++++

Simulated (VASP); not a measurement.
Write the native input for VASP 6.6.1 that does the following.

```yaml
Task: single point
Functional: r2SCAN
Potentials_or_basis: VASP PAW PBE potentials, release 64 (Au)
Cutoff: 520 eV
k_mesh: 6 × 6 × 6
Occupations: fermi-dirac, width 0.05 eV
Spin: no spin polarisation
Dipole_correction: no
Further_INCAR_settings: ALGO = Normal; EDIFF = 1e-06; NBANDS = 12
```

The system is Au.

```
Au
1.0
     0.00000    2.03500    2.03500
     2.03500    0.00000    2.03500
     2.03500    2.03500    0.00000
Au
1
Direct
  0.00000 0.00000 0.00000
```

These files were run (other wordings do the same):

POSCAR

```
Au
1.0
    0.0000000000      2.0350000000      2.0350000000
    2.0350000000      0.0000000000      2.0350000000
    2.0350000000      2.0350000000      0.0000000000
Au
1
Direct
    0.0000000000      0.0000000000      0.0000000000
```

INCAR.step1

++++

_TASK ITEM:_
Copy each entry exactly.

_RESPONSE BOX:_
Simulated (VASP); not a measurement.
Write the native input for VASP 6.6.1 that does the following.

```yaml
Task: single point
Functional: r2SCAN
Potentials_or_basis: VASP PAW PBE potentials, release 64 (Au)
Cutoff: 520 eV
k_mesh: 6 × 6 × 6
Occupations: fermi-dirac, width 0.05 eV
Spin: no spin polarisation
Dipole_correction: no
Further_INCAR_settings: ALGO = Normal; EDIFF = 1e-06; NBANDS = 12
```

The system is Au.

```
Au
1.0
     0.00000    2.03500    2.03500
     2.03500    0.00000    2.03500
     2.03500    2.03500    0.00000
Au
1
Direct
  0.00000 0.00000 0.00000
```

These files were run (other wordings do the same):

POSCAR

```
Au
1.0
    0.0000000000      2.0350000000      2.0350000000
    2.0350000000      0.0000000000      2.0350000000
    2.0350000000      2.0350000000      0.0000000000
Au
1
Direct
    0.0000000000      0.0000000000      0.0000000000
```

INCAR.step1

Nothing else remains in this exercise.